-------- Data excerpts --------

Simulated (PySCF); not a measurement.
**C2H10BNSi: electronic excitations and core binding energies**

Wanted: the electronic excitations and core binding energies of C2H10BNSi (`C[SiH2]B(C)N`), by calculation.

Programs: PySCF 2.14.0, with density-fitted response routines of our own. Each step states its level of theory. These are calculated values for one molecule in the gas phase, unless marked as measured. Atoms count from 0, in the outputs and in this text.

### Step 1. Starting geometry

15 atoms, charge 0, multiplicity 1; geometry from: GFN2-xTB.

--------

● Work instruction
Give the data back exactly as it stands.

● Exercise response
Simulated (PySCF); not a measurement.
**C2H10BNSi: electronic excitations and core binding energies**

Wanted: the electronic excitations and core binding energies of C2H10BNSi (`C[SiH2]B(C)N`), by calculation.

Programs: PySCF 2.14.0, with density-fitted response routines of our own. Each step states its level of theory. These are calculated values for one molecule in the gas phase, unless marked as measured. Atoms count from 0, in the outputs and in this text.

### Step 1. Starting geometry

15 atoms, charge 0, multiplicity 1; geometry from: GFN2-xTB.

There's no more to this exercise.